## DATA EXTRACTS:
[Start of section]
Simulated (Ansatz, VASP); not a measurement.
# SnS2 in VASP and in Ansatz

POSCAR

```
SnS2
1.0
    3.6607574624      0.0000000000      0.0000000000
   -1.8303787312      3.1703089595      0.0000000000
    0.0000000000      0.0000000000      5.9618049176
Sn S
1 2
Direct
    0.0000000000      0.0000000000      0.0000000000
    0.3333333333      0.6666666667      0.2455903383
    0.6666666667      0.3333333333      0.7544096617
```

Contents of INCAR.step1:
[End of section]

## WORK INSTRUCTION:
Please print all the data again exactly as given.

## PROBLEM SOLUTION:
Simulated (Ansatz, VASP); not a measurement.
# SnS2 in VASP and in Ansatz

POSCAR

```
SnS2
1.0
    3.6607574624      0.0000000000      0.0000000000
   -1.8303787312      3.1703089595      0.0000000000
    0.0000000000      0.0000000000      5.9618049176
Sn S
1 2
Direct
    0.0000000000      0.0000000000      0.0000000000
    0.3333333333      0.6666666667      0.2455903383
    0.6666666667      0.3333333333      0.7544096617
```

Contents of INCAR.step1:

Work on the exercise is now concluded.